#### [DATASET EXTRACT]
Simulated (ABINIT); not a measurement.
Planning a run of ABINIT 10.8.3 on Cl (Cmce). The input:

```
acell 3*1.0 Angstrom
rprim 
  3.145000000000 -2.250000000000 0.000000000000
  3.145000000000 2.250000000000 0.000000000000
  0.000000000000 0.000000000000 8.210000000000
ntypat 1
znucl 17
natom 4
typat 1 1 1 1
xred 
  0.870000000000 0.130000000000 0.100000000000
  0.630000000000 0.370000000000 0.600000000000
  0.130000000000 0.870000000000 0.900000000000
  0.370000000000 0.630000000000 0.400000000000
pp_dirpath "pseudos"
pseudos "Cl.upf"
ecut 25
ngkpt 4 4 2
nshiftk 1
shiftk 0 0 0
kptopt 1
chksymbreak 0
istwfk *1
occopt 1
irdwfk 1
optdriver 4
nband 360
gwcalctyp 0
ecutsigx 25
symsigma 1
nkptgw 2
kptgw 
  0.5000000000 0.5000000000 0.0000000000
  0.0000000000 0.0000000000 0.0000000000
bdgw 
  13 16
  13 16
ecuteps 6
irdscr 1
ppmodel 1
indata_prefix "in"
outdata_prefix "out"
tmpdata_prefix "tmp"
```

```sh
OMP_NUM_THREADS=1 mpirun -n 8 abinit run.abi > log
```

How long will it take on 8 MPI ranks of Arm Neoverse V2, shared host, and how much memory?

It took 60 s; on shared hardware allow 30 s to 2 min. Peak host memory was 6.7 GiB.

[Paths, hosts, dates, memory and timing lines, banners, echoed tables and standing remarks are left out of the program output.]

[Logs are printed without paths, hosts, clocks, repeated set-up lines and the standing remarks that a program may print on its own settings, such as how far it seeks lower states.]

#### [WORK TASK]
Reproduce only the lines above, starting at the line with "How long will" and ending at the line with "[Paths, hosts, dates, memory", exactly as written.

#### [RESPONSE BOX]
How long will it take on 8 MPI ranks of Arm Neoverse V2, shared host, and how much memory?

It took 60 s; on shared hardware allow 30 s to 2 min. Peak host memory was 6.7 GiB.

[Paths, hosts, dates, memory and timing lines, banners, echoed tables and standing remarks are left out of the program output.]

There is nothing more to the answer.